*WORK REQUEST*: Take the entries below and print only the lines from the one with "Summarise the bond lengths by kind." through the one with "1 × C–O 1.211", exactly as they stand, both ends included.

*EXCERPTED RECORDS*:
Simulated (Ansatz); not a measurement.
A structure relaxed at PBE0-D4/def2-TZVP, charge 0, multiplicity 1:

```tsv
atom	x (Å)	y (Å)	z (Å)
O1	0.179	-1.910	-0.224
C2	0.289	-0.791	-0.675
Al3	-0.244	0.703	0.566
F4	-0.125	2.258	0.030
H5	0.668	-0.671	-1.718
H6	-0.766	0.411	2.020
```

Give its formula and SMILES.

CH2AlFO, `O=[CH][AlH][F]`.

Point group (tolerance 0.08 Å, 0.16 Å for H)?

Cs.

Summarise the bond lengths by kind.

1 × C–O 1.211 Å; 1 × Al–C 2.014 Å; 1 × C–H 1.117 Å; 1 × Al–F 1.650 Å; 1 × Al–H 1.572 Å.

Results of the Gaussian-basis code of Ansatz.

*TASK SOLUTION*:
Summarise the bond lengths by kind.

1 × C–O 1.211 Å; 1 × Al–C 2.014 Å; 1 × C–H 1.117 Å; 1 × Al–F 1.650 Å; 1 × Al–H 1.572 Å.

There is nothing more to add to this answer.